- _ACTION ITEM_: Everything from the first line below through the line with "Computed with PHREEQC" is to be transcribed exactly, and nothing past it.

── EXTRACTED RECORDS ──

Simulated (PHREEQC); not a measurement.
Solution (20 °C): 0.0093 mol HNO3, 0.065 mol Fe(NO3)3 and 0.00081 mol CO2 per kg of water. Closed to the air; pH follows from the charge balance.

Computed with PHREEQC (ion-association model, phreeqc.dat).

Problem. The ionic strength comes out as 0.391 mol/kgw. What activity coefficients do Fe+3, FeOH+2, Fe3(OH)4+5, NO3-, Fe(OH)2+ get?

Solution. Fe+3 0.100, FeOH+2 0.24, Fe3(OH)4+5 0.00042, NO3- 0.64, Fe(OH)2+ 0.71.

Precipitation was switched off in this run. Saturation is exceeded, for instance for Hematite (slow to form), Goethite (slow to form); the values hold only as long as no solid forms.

───

- _YOUR SOLUTION_:
Simulated (PHREEQC); not a measurement.
Solution (20 °C): 0.0093 mol HNO3, 0.065 mol Fe(NO3)3 and 0.00081 mol CO2 per kg of water. Closed to the air; pH follows from the charge balance.

Computed with PHREEQC (ion-association model, phreeqc.dat).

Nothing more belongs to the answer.